**TASK ITEM**
From the listing below, copy only the lines running from the line that contains "64079 | 64120 |" to the line that contains "With one active", both included.

• • • • • • •
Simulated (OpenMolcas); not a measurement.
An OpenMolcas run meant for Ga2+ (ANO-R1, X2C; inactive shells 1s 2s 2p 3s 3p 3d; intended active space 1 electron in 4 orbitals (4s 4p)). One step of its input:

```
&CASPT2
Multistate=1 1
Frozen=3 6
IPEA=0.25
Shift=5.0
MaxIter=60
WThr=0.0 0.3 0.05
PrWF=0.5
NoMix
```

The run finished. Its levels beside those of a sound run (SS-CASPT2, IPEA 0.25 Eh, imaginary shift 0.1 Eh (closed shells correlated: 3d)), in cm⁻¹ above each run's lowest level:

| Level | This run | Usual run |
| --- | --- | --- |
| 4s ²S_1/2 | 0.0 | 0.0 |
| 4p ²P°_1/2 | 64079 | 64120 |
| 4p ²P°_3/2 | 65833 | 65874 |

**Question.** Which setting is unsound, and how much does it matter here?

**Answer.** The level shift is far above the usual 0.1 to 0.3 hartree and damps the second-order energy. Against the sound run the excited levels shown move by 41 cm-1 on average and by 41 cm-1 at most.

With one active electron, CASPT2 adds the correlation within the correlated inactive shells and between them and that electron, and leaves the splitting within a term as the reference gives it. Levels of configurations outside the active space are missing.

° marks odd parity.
• • • • • • •

**EXERCISE ANSWER**
| 4p ²P°_1/2 | 64079 | 64120 |
| 4p ²P°_3/2 | 65833 | 65874 |

**Question.** Which setting is unsound, and how much does it matter here?

**Answer.** The level shift is far above the usual 0.1 to 0.3 hartree and damps the second-order energy. Against the sound run the excited levels shown move by 41 cm-1 on average and by 41 cm-1 at most.

With one active electron, CASPT2 adds the correlation within the correlated inactive shells and between them and that electron, and leaves the splitting within a term as the reference gives it. Levels of configurations outside the active space are missing.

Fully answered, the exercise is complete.